* [Exercise]: Exactly the lines from the start of the data below through the line containing "Relaxed torsion scan: SMILES" must be returned, and no others.

* [Extracted information]:
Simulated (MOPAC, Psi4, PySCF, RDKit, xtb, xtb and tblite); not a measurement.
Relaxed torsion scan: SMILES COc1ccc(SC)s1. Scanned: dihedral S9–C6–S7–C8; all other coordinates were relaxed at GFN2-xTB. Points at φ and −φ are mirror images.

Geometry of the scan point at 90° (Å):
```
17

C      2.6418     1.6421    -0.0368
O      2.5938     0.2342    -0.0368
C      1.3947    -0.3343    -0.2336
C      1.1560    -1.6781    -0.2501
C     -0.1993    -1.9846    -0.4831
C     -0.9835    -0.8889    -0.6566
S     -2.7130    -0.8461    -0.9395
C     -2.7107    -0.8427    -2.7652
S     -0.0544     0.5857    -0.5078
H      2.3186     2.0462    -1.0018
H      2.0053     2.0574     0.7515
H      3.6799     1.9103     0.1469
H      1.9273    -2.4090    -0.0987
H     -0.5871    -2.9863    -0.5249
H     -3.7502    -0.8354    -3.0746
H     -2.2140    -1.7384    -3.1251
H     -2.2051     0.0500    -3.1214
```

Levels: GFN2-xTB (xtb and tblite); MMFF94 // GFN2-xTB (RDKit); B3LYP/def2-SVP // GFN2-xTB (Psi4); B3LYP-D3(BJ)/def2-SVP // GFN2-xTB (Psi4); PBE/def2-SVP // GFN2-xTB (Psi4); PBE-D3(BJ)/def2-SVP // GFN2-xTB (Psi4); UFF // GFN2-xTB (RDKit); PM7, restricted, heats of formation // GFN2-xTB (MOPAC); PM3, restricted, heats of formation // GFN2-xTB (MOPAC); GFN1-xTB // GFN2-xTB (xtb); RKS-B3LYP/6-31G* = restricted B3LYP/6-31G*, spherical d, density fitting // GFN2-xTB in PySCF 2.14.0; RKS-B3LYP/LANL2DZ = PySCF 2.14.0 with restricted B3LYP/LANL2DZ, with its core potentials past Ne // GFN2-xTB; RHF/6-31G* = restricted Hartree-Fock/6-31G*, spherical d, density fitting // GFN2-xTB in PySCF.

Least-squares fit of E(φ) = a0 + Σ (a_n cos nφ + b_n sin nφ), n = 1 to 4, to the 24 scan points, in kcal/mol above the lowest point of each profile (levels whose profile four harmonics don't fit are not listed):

* [Response]:
Simulated (MOPAC, Psi4, PySCF, RDKit, xtb, xtb and tblite); not a measurement.
Relaxed torsion scan: SMILES COc1ccc(SC)s1. Scanned: dihedral S9–C6–S7–C8; all other coordinates were relaxed at GFN2-xTB. Points at φ and −φ are mirror images.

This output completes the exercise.